### WORK REQUEST
Please retype the listing below exactly, from its opening line through the line where "DFT+U has many" appears.

### INFORMATION SUPPLIED
BEGIN
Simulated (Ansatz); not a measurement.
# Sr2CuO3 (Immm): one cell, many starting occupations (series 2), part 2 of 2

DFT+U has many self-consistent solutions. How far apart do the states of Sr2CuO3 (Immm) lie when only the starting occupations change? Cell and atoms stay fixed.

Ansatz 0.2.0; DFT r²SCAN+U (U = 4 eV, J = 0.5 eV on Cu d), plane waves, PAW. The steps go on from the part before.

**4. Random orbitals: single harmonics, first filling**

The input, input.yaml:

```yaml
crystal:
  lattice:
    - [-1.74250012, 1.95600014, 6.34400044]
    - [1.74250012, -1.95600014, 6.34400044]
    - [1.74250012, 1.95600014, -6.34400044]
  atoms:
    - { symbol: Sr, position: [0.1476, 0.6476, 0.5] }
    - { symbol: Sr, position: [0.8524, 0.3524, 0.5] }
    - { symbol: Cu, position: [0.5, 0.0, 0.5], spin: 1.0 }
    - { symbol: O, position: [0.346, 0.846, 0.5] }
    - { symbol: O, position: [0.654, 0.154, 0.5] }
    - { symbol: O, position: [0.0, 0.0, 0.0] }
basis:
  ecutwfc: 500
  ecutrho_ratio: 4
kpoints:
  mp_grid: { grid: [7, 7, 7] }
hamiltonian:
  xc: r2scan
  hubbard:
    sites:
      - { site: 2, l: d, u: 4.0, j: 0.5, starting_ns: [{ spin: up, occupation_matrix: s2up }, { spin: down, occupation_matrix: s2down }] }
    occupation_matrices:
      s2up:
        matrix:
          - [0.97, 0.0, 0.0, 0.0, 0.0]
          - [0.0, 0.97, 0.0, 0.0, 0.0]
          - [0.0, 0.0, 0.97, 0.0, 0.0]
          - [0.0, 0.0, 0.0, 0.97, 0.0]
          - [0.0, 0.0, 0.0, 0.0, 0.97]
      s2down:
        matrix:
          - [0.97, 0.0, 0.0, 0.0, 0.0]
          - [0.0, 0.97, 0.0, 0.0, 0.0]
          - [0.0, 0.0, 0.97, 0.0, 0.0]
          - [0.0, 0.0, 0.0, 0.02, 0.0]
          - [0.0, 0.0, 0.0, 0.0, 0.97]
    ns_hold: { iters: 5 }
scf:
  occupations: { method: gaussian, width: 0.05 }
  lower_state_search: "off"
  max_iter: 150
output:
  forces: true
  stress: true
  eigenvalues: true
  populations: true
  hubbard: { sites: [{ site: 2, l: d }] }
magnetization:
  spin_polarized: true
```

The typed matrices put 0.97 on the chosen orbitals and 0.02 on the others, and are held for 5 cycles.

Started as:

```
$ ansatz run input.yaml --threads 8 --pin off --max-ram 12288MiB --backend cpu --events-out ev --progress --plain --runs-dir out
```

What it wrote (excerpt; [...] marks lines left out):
END

### TASK SOLUTION
Simulated (Ansatz); not a measurement.
# Sr2CuO3 (Immm): one cell, many starting occupations (series 2), part 2 of 2

DFT+U has many self-consistent solutions. How far apart do the states of Sr2CuO3 (Immm) lie when only the starting occupations change? Cell and atoms stay fixed.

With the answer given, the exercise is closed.